> _Dataset entries_
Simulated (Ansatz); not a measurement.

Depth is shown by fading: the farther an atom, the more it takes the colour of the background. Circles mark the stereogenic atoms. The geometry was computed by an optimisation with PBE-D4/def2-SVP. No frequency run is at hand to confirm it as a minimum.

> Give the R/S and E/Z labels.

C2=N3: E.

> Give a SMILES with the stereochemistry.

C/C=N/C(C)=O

> _Work order_
Reproduce the lines of the entries above from the one with "and E/Z labels." to the one with "with the stereochemistry.", both included, exactly and without any other line.

> _Task response_
> Give the R/S and E/Z labels.

C2=N3: E.

> Give a SMILES with the stereochemistry.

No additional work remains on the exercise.